• _INFORMATION_:
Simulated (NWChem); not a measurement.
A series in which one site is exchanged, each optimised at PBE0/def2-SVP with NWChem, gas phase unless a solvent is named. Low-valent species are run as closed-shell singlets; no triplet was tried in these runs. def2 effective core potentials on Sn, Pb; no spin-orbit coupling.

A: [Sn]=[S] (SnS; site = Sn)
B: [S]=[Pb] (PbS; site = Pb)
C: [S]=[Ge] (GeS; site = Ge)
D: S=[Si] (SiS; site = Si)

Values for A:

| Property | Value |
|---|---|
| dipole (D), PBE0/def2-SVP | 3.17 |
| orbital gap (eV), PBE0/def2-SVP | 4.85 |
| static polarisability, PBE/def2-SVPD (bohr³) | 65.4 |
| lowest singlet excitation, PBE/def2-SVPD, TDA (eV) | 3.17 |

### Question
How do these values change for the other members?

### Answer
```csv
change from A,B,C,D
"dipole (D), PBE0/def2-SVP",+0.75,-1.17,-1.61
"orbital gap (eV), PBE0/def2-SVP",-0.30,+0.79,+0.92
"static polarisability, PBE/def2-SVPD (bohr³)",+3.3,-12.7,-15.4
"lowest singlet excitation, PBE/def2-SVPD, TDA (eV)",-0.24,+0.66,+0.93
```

• _WORK REQUEST_:
Output exactly the span of lines beginning at the first line of the records and ending at the line that holds "(bohr³) | 65.4 |", inclusive, with no other text.

• _ANSWER BOX_:
Simulated (NWChem); not a measurement.
A series in which one site is exchanged, each optimised at PBE0/def2-SVP with NWChem, gas phase unless a solvent is named. Low-valent species are run as closed-shell singlets; no triplet was tried in these runs. def2 effective core potentials on Sn, Pb; no spin-orbit coupling.

A: [Sn]=[S] (SnS; site = Sn)
B: [S]=[Pb] (PbS; site = Pb)
C: [S]=[Ge] (GeS; site = Ge)
D: S=[Si] (SiS; site = Si)

Values for A:

| Property | Value |
|---|---|
| dipole (D), PBE0/def2-SVP | 3.17 |
| orbital gap (eV), PBE0/def2-SVP | 4.85 |
| static polarisability, PBE/def2-SVPD (bohr³) | 65.4 |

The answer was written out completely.